Supplied data
== Segment start ==

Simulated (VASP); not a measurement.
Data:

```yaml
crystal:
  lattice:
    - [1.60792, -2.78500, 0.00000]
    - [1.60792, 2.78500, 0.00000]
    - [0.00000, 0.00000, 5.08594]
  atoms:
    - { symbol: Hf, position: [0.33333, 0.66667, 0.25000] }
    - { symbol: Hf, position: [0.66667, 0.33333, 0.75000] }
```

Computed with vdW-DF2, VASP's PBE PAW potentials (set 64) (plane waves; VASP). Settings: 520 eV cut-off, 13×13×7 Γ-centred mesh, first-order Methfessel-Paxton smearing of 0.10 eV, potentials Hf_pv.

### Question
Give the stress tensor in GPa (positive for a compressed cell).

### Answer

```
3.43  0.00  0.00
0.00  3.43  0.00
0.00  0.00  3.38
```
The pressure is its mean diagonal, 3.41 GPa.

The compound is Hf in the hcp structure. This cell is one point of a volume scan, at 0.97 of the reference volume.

== Segment end ==

Assigned task
From the records above, quote only the lines running from the line with "### Question" to the line with "The pressure is its mean diagonal, 3.41 GPa.", both lines included.

Task response
### Question
Give the stress tensor in GPa (positive for a compressed cell).

### Answer

```
3.43  0.00  0.00
0.00  3.43  0.00
0.00  0.00  3.38
```
The pressure is its mean diagonal, 3.41 GPa.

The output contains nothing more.